All of the data should be restated word for word.

╭──

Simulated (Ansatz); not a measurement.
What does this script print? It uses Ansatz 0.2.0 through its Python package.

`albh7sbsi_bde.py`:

╰──

• **Solution**:
Simulated (Ansatz); not a measurement.
What does this script print? It uses Ansatz 0.2.0 through its Python package.

`albh7sbsi_bde.py`:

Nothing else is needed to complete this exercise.